## WORK REQUEST:
Set down a word-for-word copy of the data below, limited to the lines from the first through the line with "Predict the output".

## DATA EXCERPTS:
####

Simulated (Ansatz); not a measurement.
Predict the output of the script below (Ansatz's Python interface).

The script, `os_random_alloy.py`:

####

## ANSWER SECTION:
Simulated (Ansatz); not a measurement.
Predict the output of the script below (Ansatz's Python interface).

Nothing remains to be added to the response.